# WORK TASK:
From the first line to the last, give the listing again exactly.

# EXTRACTED ENTRIES:
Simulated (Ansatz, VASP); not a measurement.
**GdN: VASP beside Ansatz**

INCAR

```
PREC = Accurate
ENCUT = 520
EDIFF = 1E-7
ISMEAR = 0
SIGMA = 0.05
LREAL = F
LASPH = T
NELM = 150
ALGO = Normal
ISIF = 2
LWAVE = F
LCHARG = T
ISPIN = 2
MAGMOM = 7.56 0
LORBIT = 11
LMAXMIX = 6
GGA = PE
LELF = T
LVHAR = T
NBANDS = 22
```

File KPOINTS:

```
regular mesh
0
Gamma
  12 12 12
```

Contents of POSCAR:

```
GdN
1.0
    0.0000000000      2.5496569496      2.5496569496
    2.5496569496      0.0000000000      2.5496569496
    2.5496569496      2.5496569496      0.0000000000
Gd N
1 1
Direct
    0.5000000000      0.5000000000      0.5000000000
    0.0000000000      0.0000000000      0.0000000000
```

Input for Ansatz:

# WRITTEN RESPONSE:
Simulated (Ansatz, VASP); not a measurement.
**GdN: VASP beside Ansatz**

INCAR

```
PREC = Accurate
ENCUT = 520
EDIFF = 1E-7
ISMEAR = 0
SIGMA = 0.05
LREAL = F
LASPH = T
NELM = 150
ALGO = Normal
ISIF = 2
LWAVE = F
LCHARG = T
ISPIN = 2
MAGMOM = 7.56 0
LORBIT = 11
LMAXMIX = 6
GGA = PE
LELF = T
LVHAR = T
NBANDS = 22
```

File KPOINTS:

```
regular mesh
0
Gamma
  12 12 12
```

Contents of POSCAR:

```
GdN
1.0
    0.0000000000      2.5496569496      2.5496569496
    2.5496569496      0.0000000000      2.5496569496
    2.5496569496      2.5496569496      0.0000000000
Gd N
1 1
Direct
    0.5000000000      0.5000000000      0.5000000000
    0.0000000000      0.0000000000      0.0000000000
```

Input for Ansatz:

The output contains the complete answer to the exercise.